* WORK REQUEST *
Only the lines from the start of the material through the line containing "This is not unique; one that fits is" are to be extracted, exactly as they appear.

* EXERCISE DATA *
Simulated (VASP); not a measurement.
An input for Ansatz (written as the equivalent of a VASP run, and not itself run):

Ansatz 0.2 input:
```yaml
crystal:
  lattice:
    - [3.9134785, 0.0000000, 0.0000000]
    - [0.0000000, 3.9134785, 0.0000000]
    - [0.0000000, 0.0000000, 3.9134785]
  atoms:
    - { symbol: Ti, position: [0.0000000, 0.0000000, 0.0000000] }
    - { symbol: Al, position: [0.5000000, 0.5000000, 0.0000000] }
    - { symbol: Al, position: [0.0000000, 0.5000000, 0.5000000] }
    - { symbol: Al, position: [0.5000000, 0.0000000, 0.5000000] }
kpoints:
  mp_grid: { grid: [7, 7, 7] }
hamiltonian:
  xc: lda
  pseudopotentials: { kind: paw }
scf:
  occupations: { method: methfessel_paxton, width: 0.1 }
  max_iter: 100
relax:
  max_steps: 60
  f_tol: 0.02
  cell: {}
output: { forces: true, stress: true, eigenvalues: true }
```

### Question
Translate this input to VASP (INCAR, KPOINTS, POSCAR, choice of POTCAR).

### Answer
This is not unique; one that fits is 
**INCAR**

* ANSWER BOX *
Simulated (VASP); not a measurement.
An input for Ansatz (written as the equivalent of a VASP run, and not itself run):

Ansatz 0.2 input:
```yaml
crystal:
  lattice:
    - [3.9134785, 0.0000000, 0.0000000]
    - [0.0000000, 3.9134785, 0.0000000]
    - [0.0000000, 0.0000000, 3.9134785]
  atoms:
    - { symbol: Ti, position: [0.0000000, 0.0000000, 0.0000000] }
    - { symbol: Al, position: [0.5000000, 0.5000000, 0.0000000] }
    - { symbol: Al, position: [0.0000000, 0.5000000, 0.5000000] }
    - { symbol: Al, position: [0.5000000, 0.0000000, 0.5000000] }
kpoints:
  mp_grid: { grid: [7, 7, 7] }
hamiltonian:
  xc: lda
  pseudopotentials: { kind: paw }
scf:
  occupations: { method: methfessel_paxton, width: 0.1 }
  max_iter: 100
relax:
  max_steps: 60
  f_tol: 0.02
  cell: {}
output: { forces: true, stress: true, eigenvalues: true }
```

### Question
Translate this input to VASP (INCAR, KPOINTS, POSCAR, choice of POTCAR).

### Answer
This is not unique; one that fits is 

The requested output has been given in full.